### Data shown
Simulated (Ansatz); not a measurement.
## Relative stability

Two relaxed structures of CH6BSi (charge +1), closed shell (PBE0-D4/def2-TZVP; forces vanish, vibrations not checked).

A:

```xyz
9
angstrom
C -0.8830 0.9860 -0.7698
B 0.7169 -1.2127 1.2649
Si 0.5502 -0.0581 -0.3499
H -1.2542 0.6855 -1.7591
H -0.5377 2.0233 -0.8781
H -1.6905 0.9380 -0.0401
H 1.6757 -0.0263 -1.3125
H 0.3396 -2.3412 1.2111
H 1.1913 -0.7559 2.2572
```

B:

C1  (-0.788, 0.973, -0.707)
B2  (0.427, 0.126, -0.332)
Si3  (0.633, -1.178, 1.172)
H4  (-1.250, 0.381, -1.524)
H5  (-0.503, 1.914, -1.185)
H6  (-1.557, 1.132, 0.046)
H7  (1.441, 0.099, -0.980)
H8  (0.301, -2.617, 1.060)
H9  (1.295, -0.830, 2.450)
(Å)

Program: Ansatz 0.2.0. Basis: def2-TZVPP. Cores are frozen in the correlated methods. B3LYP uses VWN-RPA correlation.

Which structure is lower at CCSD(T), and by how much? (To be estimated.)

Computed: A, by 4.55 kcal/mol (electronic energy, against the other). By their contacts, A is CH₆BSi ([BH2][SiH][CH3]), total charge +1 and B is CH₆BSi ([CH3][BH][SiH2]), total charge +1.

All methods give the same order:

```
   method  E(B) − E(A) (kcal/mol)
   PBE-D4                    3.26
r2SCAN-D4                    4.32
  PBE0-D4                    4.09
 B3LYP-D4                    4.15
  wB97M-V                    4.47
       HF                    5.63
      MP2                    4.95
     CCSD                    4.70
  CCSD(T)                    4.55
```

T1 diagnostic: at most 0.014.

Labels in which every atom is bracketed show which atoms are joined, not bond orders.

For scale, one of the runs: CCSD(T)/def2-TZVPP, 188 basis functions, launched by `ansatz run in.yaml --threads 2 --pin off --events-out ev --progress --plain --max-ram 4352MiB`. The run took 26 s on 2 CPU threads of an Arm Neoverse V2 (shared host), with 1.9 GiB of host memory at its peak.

### Work request
Beginning with the line above that contains "All methods give", copy each line exactly up to and including the line that contains "Labels in which", and go no further.

### Exercise result
All methods give the same order:

```
   method  E(B) − E(A) (kcal/mol)
   PBE-D4                    3.26
r2SCAN-D4                    4.32
  PBE0-D4                    4.09
 B3LYP-D4                    4.15
  wB97M-V                    4.47
       HF                    5.63
      MP2                    4.95
     CCSD                    4.70
  CCSD(T)                    4.55
```

T1 diagnostic: at most 0.014.

Labels in which every atom is bracketed show which atoms are joined, not bond orders.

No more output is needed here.